-- EXERCISE --
Can you quote, word for word, every line from the first line of the records below through the line containing "Intermolecular potential of", and nothing else?

-- DATASET --
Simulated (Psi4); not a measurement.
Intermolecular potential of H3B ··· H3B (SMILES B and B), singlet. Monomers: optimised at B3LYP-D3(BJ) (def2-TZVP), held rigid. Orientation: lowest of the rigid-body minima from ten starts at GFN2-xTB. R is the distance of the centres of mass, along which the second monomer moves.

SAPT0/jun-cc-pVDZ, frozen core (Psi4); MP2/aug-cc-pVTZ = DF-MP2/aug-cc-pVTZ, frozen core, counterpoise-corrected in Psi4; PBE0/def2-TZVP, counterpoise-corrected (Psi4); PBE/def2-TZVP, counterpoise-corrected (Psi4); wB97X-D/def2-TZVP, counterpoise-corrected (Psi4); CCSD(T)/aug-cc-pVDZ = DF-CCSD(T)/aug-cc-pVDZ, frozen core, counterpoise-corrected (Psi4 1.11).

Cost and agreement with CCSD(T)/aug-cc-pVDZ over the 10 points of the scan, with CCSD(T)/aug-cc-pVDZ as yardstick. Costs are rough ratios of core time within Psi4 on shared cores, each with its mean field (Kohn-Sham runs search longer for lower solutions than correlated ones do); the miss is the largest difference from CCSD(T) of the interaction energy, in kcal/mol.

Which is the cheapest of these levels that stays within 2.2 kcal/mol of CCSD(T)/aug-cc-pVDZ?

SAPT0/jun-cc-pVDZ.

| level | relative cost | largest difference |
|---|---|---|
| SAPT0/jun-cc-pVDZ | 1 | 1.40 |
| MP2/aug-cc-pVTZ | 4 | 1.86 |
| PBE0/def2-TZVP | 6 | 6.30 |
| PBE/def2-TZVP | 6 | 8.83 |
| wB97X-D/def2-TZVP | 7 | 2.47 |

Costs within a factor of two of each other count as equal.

-- SOLUTION --
Simulated (Psi4); not a measurement.
Intermolecular potential of H3B ··· H3B (SMILES B and B), singlet. Monomers: optimised at B3LYP-D3(BJ) (def2-TZVP), held rigid. Orientation: lowest of the rigid-body minima from ten starts at GFN2-xTB. R is the distance of the centres of mass, along which the second monomer moves.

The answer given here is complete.